§ **Requirement**:
Beginning at the top of the data below, write out every line exactly until you reach the line with "Change from the", and include that line.

+++ Dataset entries +++

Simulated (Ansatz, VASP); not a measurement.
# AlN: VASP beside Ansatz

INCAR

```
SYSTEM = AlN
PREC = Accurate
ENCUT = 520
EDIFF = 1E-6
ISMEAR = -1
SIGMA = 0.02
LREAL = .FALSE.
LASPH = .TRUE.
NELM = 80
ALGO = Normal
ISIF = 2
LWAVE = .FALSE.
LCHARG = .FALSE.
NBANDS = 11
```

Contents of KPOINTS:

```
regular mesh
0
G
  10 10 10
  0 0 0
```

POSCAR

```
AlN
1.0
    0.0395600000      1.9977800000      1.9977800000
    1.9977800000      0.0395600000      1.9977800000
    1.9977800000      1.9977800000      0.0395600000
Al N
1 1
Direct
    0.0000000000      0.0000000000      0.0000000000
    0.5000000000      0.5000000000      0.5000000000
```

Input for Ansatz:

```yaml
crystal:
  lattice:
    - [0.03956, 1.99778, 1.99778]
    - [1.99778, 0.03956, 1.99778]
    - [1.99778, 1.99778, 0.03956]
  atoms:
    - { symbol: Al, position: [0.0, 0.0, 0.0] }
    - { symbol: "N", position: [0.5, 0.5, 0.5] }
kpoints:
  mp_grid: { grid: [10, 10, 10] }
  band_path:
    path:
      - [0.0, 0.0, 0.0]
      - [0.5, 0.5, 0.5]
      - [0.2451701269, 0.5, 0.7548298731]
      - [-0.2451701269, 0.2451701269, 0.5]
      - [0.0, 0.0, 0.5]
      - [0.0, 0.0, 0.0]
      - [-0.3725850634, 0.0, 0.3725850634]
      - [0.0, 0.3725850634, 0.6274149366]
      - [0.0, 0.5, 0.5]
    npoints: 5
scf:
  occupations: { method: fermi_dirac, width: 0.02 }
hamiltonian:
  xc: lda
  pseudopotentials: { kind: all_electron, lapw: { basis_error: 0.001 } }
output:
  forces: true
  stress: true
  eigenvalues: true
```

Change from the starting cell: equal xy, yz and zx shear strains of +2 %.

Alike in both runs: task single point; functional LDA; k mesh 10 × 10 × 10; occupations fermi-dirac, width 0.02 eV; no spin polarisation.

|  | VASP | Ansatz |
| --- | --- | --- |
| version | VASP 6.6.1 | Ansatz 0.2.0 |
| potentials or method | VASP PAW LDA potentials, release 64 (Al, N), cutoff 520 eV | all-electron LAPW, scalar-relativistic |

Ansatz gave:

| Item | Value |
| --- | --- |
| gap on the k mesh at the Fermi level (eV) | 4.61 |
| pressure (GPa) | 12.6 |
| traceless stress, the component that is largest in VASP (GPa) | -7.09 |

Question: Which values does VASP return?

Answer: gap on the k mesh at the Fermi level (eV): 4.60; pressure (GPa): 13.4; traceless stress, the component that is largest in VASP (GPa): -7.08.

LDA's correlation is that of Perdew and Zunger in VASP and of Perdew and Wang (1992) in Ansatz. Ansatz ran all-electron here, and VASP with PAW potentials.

+++

§ **Written response**:
Simulated (Ansatz, VASP); not a measurement.
# AlN: VASP beside Ansatz

INCAR

```
SYSTEM = AlN
PREC = Accurate
ENCUT = 520
EDIFF = 1E-6
ISMEAR = -1
SIGMA = 0.02
LREAL = .FALSE.
LASPH = .TRUE.
NELM = 80
ALGO = Normal
ISIF = 2
LWAVE = .FALSE.
LCHARG = .FALSE.
NBANDS = 11
```

Contents of KPOINTS:

```
regular mesh
0
G
  10 10 10
  0 0 0
```

POSCAR

```
AlN
1.0
    0.0395600000      1.9977800000      1.9977800000
    1.9977800000      0.0395600000      1.9977800000
    1.9977800000      1.9977800000      0.0395600000
Al N
1 1
Direct
    0.0000000000      0.0000000000      0.0000000000
    0.5000000000      0.5000000000      0.5000000000
```

Input for Ansatz:

```yaml
crystal:
  lattice:
    - [0.03956, 1.99778, 1.99778]
    - [1.99778, 0.03956, 1.99778]
    - [1.99778, 1.99778, 0.03956]
  atoms:
    - { symbol: Al, position: [0.0, 0.0, 0.0] }
    - { symbol: "N", position: [0.5, 0.5, 0.5] }
kpoints:
  mp_grid: { grid: [10, 10, 10] }
  band_path:
    path:
      - [0.0, 0.0, 0.0]
      - [0.5, 0.5, 0.5]
      - [0.2451701269, 0.5, 0.7548298731]
      - [-0.2451701269, 0.2451701269, 0.5]
      - [0.0, 0.0, 0.5]
      - [0.0, 0.0, 0.0]
      - [-0.3725850634, 0.0, 0.3725850634]
      - [0.0, 0.3725850634, 0.6274149366]
      - [0.0, 0.5, 0.5]
    npoints: 5
scf:
  occupations: { method: fermi_dirac, width: 0.02 }
hamiltonian:
  xc: lda
  pseudopotentials: { kind: all_electron, lapw: { basis_error: 0.001 } }
output:
  forces: true
  stress: true
  eigenvalues: true
```

Change from the starting cell: equal xy, yz and zx shear strains of +2 %.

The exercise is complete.